## INPUT DATA
· · ·

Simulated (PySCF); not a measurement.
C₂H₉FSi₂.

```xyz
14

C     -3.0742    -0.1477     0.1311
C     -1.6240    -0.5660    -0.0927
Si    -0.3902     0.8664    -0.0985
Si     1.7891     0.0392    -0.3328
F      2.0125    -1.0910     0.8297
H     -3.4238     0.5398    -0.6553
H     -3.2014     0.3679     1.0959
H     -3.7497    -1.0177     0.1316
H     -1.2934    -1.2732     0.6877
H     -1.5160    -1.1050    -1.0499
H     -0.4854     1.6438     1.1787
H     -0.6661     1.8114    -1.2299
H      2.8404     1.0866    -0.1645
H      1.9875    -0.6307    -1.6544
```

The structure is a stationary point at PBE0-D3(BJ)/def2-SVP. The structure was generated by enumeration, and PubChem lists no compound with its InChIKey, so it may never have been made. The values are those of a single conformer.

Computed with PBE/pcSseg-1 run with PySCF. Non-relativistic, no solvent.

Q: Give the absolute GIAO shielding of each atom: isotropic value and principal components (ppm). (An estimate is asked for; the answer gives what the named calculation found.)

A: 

· · ·

## TASK ITEM
An exact copy of all the entries is what's needed; write it out.

## WRITTEN ANSWER
Simulated (PySCF); not a measurement.
C₂H₉FSi₂.

```xyz
14

C     -3.0742    -0.1477     0.1311
C     -1.6240    -0.5660    -0.0927
Si    -0.3902     0.8664    -0.0985
Si     1.7891     0.0392    -0.3328
F      2.0125    -1.0910     0.8297
H     -3.4238     0.5398    -0.6553
H     -3.2014     0.3679     1.0959
H     -3.7497    -1.0177     0.1316
H     -1.2934    -1.2732     0.6877
H     -1.5160    -1.1050    -1.0499
H     -0.4854     1.6438     1.1787
H     -0.6661     1.8114    -1.2299
H      2.8404     1.0866    -0.1645
H      1.9875    -0.6307    -1.6544
```

The structure is a stationary point at PBE0-D3(BJ)/def2-SVP. The structure was generated by enumeration, and PubChem lists no compound with its InChIKey, so it may never have been made. The values are those of a single conformer.

Computed with PBE/pcSseg-1 run with PySCF. Non-relativistic, no solvent.

Q: Give the absolute GIAO shielding of each atom: isotropic value and principal components (ppm). (An estimate is asked for; the answer gives what the named calculation found.)

A: 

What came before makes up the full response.